> [Required action] Could you retype, exactly as written, every line from the top of the records through the line that contains "Constants: hbar^2/2m0 = 3.80998211"?

> [Source information]
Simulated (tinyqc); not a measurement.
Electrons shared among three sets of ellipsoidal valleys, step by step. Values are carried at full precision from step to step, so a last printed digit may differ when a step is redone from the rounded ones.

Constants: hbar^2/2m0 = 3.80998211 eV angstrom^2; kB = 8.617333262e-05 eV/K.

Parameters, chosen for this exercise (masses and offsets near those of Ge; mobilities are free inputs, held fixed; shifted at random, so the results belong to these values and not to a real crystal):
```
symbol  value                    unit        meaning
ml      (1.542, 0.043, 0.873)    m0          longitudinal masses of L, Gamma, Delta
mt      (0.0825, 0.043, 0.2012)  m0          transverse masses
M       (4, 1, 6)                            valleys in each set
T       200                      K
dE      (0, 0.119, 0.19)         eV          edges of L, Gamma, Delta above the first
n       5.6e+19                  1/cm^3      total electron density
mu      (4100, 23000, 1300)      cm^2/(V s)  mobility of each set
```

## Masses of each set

> [Expected answer]
Simulated (tinyqc); not a measurement.
Electrons shared among three sets of ellipsoidal valleys, step by step. Values are carried at full precision from step to step, so a last printed digit may differ when a step is redone from the rounded ones.

Constants: hbar^2/2m0 = 3.80998211 eV angstrom^2; kB = 8.617333262e-05 eV/K.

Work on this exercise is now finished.